_Work task:_
Below are some records. Return exactly the lines from the one with "Species: dimethyl diselenide" to the one with "Atoms are numbered in this order, from 1.", and nothing else.

_Supplied information:_
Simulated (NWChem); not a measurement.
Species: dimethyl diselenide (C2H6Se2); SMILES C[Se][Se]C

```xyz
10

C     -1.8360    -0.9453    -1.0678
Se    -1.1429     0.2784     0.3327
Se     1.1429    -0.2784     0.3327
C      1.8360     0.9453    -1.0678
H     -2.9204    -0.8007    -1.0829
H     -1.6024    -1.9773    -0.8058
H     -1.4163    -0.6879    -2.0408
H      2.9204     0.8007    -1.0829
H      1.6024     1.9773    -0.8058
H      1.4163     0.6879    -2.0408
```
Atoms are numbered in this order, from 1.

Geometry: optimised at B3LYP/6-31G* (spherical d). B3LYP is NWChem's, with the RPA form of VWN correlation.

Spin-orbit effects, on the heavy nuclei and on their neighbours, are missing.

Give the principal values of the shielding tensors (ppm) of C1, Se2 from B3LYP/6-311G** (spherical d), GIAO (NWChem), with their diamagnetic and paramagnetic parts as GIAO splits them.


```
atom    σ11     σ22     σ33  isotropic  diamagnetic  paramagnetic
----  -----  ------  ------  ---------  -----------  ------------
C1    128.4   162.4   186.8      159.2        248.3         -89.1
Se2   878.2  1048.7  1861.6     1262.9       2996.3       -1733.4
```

_Task result:_
Species: dimethyl diselenide (C2H6Se2); SMILES C[Se][Se]C

```xyz
10

C     -1.8360    -0.9453    -1.0678
Se    -1.1429     0.2784     0.3327
Se     1.1429    -0.2784     0.3327
C      1.8360     0.9453    -1.0678
H     -2.9204    -0.8007    -1.0829
H     -1.6024    -1.9773    -0.8058
H     -1.4163    -0.6879    -2.0408
H      2.9204     0.8007    -1.0829
H      1.6024     1.9773    -0.8058
H      1.4163     0.6879    -2.0408
```
Atoms are numbered in this order, from 1.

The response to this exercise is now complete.